- _Work order_: The reply should give back every entry exactly as written.

- _Data shown_:
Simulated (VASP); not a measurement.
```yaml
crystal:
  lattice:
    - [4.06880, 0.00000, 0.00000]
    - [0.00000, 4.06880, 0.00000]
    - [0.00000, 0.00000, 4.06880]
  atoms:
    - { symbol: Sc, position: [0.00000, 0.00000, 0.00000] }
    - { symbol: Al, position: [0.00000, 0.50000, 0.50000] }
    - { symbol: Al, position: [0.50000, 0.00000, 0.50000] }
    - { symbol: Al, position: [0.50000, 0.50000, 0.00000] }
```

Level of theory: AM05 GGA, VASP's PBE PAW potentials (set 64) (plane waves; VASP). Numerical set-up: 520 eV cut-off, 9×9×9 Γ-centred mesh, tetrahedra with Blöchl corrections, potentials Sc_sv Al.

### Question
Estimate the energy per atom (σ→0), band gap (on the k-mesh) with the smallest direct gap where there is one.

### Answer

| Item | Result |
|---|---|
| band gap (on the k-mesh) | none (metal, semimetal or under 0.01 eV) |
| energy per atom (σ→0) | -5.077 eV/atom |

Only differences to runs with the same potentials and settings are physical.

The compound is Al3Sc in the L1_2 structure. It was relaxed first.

- _Answer space_:
Simulated (VASP); not a measurement.
```yaml
crystal:
  lattice:
    - [4.06880, 0.00000, 0.00000]
    - [0.00000, 4.06880, 0.00000]
    - [0.00000, 0.00000, 4.06880]
  atoms:
    - { symbol: Sc, position: [0.00000, 0.00000, 0.00000] }
    - { symbol: Al, position: [0.00000, 0.50000, 0.50000] }
    - { symbol: Al, position: [0.50000, 0.00000, 0.50000] }
    - { symbol: Al, position: [0.50000, 0.50000, 0.00000] }
```

Level of theory: AM05 GGA, VASP's PBE PAW potentials (set 64) (plane waves; VASP). Numerical set-up: 520 eV cut-off, 9×9×9 Γ-centred mesh, tetrahedra with Blöchl corrections, potentials Sc_sv Al.

### Question
Estimate the energy per atom (σ→0), band gap (on the k-mesh) with the smallest direct gap where there is one.

### Answer

| Item | Result |
|---|---|
| band gap (on the k-mesh) | none (metal, semimetal or under 0.01 eV) |
| energy per atom (σ→0) | -5.077 eV/atom |

Only differences to runs with the same potentials and settings are physical.

The compound is Al3Sc in the L1_2 structure. It was relaxed first.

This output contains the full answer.